*Assigned task*:
Extract every line of the material below and reproduce it faithfully.

━━━━━ Dataset extract ━━━━━

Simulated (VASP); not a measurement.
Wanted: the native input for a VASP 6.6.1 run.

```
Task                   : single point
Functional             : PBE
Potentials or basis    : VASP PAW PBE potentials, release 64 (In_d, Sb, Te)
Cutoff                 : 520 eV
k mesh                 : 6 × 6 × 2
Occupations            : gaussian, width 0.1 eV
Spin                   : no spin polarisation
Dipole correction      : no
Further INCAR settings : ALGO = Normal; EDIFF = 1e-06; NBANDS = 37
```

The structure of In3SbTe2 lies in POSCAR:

━━━━━

*Exercise solution*:
Simulated (VASP); not a measurement.
Wanted: the native input for a VASP 6.6.1 run.

```
Task                   : single point
Functional             : PBE
Potentials or basis    : VASP PAW PBE potentials, release 64 (In_d, Sb, Te)
Cutoff                 : 520 eV
k mesh                 : 6 × 6 × 2
Occupations            : gaussian, width 0.1 eV
Spin                   : no spin polarisation
Dipole correction      : no
Further INCAR settings : ALGO = Normal; EDIFF = 1e-06; NBANDS = 37
```

The structure of In3SbTe2 lies in POSCAR:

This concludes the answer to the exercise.